▶ _WORK REQUEST_
Give back all the data exactly as it was written.

===== DATA EXCERPTS

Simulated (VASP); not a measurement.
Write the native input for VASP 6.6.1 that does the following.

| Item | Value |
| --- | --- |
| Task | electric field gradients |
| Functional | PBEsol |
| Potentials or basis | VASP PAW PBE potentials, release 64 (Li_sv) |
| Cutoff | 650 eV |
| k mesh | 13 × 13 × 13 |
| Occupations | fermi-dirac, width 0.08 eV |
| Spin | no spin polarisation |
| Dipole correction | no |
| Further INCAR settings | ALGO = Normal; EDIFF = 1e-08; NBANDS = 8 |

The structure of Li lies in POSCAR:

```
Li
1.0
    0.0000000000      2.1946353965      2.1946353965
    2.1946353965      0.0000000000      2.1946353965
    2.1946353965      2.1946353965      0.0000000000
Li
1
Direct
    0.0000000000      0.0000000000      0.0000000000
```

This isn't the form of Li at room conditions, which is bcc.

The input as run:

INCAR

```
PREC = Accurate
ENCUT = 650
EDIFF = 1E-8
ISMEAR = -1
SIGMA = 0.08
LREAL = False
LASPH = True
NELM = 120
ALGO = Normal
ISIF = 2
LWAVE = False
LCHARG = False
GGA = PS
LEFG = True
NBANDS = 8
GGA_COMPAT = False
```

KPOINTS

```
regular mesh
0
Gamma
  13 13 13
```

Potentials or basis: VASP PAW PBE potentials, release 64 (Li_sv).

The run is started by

==========

▶ _ANSWER AREA_
Simulated (VASP); not a measurement.
Write the native input for VASP 6.6.1 that does the following.

| Item | Value |
| --- | --- |
| Task | electric field gradients |
| Functional | PBEsol |
| Potentials or basis | VASP PAW PBE potentials, release 64 (Li_sv) |
| Cutoff | 650 eV |
| k mesh | 13 × 13 × 13 |
| Occupations | fermi-dirac, width 0.08 eV |
| Spin | no spin polarisation |
| Dipole correction | no |
| Further INCAR settings | ALGO = Normal; EDIFF = 1e-08; NBANDS = 8 |

The structure of Li lies in POSCAR:

```
Li
1.0
    0.0000000000      2.1946353965      2.1946353965
    2.1946353965      0.0000000000      2.1946353965
    2.1946353965      2.1946353965      0.0000000000
Li
1
Direct
    0.0000000000      0.0000000000      0.0000000000
```

This isn't the form of Li at room conditions, which is bcc.

The input as run:

INCAR

```
PREC = Accurate
ENCUT = 650
EDIFF = 1E-8
ISMEAR = -1
SIGMA = 0.08
LREAL = False
LASPH = True
NELM = 120
ALGO = Normal
ISIF = 2
LWAVE = False
LCHARG = False
GGA = PS
LEFG = True
NBANDS = 8
GGA_COMPAT = False
```

KPOINTS

```
regular mesh
0
Gamma
  13 13 13
```

Potentials or basis: VASP PAW PBE potentials, release 64 (Li_sv).

The run is started by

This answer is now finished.